**Work instruction**. Reproduce the section of the listing that begins at the line containing "plane against thickness**" and finishes at the line containing "## 1. Set-up". Include both end lines and nothing beyond them.

**Excerpted records**.
________________________________________
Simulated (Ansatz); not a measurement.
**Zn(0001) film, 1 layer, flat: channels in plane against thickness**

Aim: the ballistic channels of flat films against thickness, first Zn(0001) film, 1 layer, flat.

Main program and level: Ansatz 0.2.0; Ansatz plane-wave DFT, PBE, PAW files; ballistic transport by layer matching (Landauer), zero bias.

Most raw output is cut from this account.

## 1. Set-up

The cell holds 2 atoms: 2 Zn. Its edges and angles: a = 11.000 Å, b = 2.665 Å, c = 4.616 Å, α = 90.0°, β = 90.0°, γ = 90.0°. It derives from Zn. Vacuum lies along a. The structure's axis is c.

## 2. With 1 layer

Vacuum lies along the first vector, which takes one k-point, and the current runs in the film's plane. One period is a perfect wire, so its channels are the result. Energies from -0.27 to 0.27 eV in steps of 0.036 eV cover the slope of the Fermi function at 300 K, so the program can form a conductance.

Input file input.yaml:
________________________________________

**Written reply**.
**Zn(0001) film, 1 layer, flat: channels in plane against thickness**

Aim: the ballistic channels of flat films against thickness, first Zn(0001) film, 1 layer, flat.

Main program and level: Ansatz 0.2.0; Ansatz plane-wave DFT, PBE, PAW files; ballistic transport by layer matching (Landauer), zero bias.

Most raw output is cut from this account.

## 1. Set-up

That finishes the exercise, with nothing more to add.